*** Opening of PROVIDED DATA ***
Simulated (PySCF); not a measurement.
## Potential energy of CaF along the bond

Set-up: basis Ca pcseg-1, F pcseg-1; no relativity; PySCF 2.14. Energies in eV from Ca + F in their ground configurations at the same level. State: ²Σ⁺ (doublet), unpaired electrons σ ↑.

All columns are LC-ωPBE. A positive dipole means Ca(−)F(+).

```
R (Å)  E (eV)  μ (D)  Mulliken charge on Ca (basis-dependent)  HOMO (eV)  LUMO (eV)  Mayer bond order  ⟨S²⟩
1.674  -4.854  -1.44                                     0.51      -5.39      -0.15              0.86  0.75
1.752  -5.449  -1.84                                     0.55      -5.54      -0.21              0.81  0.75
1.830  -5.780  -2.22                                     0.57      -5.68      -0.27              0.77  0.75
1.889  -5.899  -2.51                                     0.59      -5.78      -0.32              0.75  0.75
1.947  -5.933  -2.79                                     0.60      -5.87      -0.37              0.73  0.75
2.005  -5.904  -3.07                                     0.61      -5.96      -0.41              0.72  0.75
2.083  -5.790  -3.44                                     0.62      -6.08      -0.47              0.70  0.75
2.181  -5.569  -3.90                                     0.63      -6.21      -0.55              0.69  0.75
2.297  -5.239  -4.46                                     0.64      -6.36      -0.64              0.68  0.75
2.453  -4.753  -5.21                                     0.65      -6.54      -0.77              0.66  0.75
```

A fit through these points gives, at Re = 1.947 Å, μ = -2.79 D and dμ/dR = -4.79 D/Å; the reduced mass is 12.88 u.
*** Close of PROVIDED DATA ***

WORK INSTRUCTION
Copy out the entries exactly. Begin at the first line and end with the line that has "Set-up: basis Ca".

WORKED SOLUTION
Simulated (PySCF); not a measurement.
## Potential energy of CaF along the bond

Set-up: basis Ca pcseg-1, F pcseg-1; no relativity; PySCF 2.14. Energies in eV from Ca + F in their ground configurations at the same level. State: ²Σ⁺ (doublet), unpaired electrons σ ↑.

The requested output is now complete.